------

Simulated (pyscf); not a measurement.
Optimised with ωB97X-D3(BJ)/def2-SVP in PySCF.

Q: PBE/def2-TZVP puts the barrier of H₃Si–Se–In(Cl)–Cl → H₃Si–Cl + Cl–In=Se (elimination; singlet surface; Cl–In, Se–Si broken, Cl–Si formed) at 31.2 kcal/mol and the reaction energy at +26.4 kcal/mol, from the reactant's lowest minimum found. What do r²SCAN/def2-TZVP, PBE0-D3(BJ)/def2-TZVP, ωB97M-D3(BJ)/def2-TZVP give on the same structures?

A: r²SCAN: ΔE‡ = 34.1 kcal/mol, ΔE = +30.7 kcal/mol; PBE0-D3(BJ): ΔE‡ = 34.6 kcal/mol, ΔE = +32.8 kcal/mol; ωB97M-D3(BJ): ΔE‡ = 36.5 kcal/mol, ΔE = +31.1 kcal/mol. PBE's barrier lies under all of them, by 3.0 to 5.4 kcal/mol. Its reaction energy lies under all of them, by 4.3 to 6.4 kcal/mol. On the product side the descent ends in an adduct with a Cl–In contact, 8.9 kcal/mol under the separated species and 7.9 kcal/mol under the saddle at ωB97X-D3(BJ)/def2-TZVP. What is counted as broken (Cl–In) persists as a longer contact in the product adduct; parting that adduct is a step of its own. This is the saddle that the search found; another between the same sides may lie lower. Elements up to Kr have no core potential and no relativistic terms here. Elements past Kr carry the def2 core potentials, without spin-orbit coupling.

------

▶ **Required action**: All that belongs in the answer is the run of lines above from the line containing "Optimised with ωB97X-D3(BJ)/def2-SVP" through the line containing "Q: PBE/def2-TZVP puts", exactly as written.

▶ **Worked solution**:
Optimised with ωB97X-D3(BJ)/def2-SVP in PySCF.

Q: PBE/def2-TZVP puts the barrier of H₃Si–Se–In(Cl)–Cl → H₃Si–Cl + Cl–In=Se (elimination; singlet surface; Cl–In, Se–Si broken, Cl–Si formed) at 31.2 kcal/mol and the reaction energy at +26.4 kcal/mol, from the reactant's lowest minimum found. What do r²SCAN/def2-TZVP, PBE0-D3(BJ)/def2-TZVP, ωB97M-D3(BJ)/def2-TZVP give on the same structures?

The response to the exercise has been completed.